Assigned task - From the first line to the last, print the listing exactly.

--- Dataset extract Enclosed Below ---
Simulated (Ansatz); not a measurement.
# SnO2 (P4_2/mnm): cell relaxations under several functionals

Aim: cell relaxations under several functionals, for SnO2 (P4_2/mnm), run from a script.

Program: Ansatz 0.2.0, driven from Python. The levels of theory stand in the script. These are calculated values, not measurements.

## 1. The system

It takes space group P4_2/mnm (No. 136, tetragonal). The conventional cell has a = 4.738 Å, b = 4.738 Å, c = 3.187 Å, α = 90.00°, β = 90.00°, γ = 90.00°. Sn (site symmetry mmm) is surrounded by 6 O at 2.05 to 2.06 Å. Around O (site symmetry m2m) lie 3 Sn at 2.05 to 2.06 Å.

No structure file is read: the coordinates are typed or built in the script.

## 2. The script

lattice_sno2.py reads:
--- End of Enclosed Dataset extract ---

Task output -
Simulated (Ansatz); not a measurement.
# SnO2 (P4_2/mnm): cell relaxations under several functionals

Aim: cell relaxations under several functionals, for SnO2 (P4_2/mnm), run from a script.

Program: Ansatz 0.2.0, driven from Python. The levels of theory stand in the script. These are calculated values, not measurements.

## 1. The system

It takes space group P4_2/mnm (No. 136, tetragonal). The conventional cell has a = 4.738 Å, b = 4.738 Å, c = 3.187 Å, α = 90.00°, β = 90.00°, γ = 90.00°. Sn (site symmetry mmm) is surrounded by 6 O at 2.05 to 2.06 Å. Around O (site symmetry m2m) lie 3 Sn at 2.05 to 2.06 Å.

No structure file is read: the coordinates are typed or built in the script.

## 2. The script

lattice_sno2.py reads:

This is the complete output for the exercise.